========================================================================

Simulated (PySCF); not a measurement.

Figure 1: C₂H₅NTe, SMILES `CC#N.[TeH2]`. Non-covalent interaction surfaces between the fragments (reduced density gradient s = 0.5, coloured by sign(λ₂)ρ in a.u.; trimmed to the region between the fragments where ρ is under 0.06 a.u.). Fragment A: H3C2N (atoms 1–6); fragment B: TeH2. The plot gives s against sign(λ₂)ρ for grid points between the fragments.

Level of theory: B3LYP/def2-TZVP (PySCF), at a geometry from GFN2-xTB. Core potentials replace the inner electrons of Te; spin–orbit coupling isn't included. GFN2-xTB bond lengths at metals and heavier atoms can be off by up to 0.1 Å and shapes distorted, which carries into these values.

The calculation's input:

========================================================================

### ACTIVITY
When you reach the line with "Figure 1: C₂H₅NTe, SMILES" in the records above, start writing out lines exactly, and stop once the line with "Level of theory: B3LYP/def2-TZVP" has been written; include nothing else.

### TASK OUTPUT
Figure 1: C₂H₅NTe, SMILES `CC#N.[TeH2]`. Non-covalent interaction surfaces between the fragments (reduced density gradient s = 0.5, coloured by sign(λ₂)ρ in a.u.; trimmed to the region between the fragments where ρ is under 0.06 a.u.). Fragment A: H3C2N (atoms 1–6); fragment B: TeH2. The plot gives s against sign(λ₂)ρ for grid points between the fragments.

Level of theory: B3LYP/def2-TZVP (PySCF), at a geometry from GFN2-xTB. Core potentials replace the inner electrons of Te; spin–orbit coupling isn't included. GFN2-xTB bond lengths at metals and heavier atoms can be off by up to 0.1 Å and shapes distorted, which carries into these values.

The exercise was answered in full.